Below is a listing; return it in full, exactly as it appears.

(Data supplied)
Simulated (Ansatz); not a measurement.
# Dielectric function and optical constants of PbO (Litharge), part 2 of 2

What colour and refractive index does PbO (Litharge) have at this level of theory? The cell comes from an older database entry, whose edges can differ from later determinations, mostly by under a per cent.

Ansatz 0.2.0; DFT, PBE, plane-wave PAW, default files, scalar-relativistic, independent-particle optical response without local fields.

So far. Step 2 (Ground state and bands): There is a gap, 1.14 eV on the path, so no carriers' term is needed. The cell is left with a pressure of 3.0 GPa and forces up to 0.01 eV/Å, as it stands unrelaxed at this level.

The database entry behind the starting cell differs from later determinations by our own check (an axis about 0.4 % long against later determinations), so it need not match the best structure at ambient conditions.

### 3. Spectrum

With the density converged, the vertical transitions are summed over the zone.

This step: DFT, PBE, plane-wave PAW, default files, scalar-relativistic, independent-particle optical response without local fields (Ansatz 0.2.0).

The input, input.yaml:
(End Data supplied)

• Exercise answer:
Simulated (Ansatz); not a measurement.
# Dielectric function and optical constants of PbO (Litharge), part 2 of 2

What colour and refractive index does PbO (Litharge) have at this level of theory? The cell comes from an older database entry, whose edges can differ from later determinations, mostly by under a per cent.

Ansatz 0.2.0; DFT, PBE, plane-wave PAW, default files, scalar-relativistic, independent-particle optical response without local fields.

So far. Step 2 (Ground state and bands): There is a gap, 1.14 eV on the path, so no carriers' term is needed. The cell is left with a pressure of 3.0 GPa and forces up to 0.01 eV/Å, as it stands unrelaxed at this level.

The database entry behind the starting cell differs from later determinations by our own check (an axis about 0.4 % long against later determinations), so it need not match the best structure at ambient conditions.

### 3. Spectrum

With the density converged, the vertical transitions are summed over the zone.

This step: DFT, PBE, plane-wave PAW, default files, scalar-relativistic, independent-particle optical response without local fields (Ansatz 0.2.0).

The input, input.yaml:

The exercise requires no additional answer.